Start of Block
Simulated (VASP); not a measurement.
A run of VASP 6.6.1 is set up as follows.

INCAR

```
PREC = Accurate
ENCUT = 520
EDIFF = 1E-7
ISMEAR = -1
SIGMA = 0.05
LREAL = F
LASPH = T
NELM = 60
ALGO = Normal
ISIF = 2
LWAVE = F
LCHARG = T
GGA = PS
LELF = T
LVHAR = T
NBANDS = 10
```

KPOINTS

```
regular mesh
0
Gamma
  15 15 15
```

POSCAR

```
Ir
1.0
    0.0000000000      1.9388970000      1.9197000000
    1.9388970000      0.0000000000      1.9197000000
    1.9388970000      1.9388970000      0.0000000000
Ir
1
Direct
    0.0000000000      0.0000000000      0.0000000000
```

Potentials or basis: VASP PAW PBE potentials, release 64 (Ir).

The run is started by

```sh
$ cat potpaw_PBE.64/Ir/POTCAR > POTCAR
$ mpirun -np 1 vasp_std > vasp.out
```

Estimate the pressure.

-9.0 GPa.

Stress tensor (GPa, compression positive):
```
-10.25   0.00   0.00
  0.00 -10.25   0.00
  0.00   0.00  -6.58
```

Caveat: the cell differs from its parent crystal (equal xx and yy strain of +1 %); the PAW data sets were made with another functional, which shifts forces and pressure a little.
End of Block

Work item:
Begin with the top line of the material and go as far as the line with "Estimate the pressure.". Set down those lines exactly, both ends included, and nothing more.

Answer space:
Simulated (VASP); not a measurement.
A run of VASP 6.6.1 is set up as follows.

INCAR

```
PREC = Accurate
ENCUT = 520
EDIFF = 1E-7
ISMEAR = -1
SIGMA = 0.05
LREAL = F
LASPH = T
NELM = 60
ALGO = Normal
ISIF = 2
LWAVE = F
LCHARG = T
GGA = PS
LELF = T
LVHAR = T
NBANDS = 10
```

KPOINTS

```
regular mesh
0
Gamma
  15 15 15
```

POSCAR

```
Ir
1.0
    0.0000000000      1.9388970000      1.9197000000
    1.9388970000      0.0000000000      1.9197000000
    1.9388970000      1.9388970000      0.0000000000
Ir
1
Direct
    0.0000000000      0.0000000000      0.0000000000
```

Potentials or basis: VASP PAW PBE potentials, release 64 (Ir).

The run is started by

```sh
$ cat potpaw_PBE.64/Ir/POTCAR > POTCAR
$ mpirun -np 1 vasp_std > vasp.out
```

Estimate the pressure.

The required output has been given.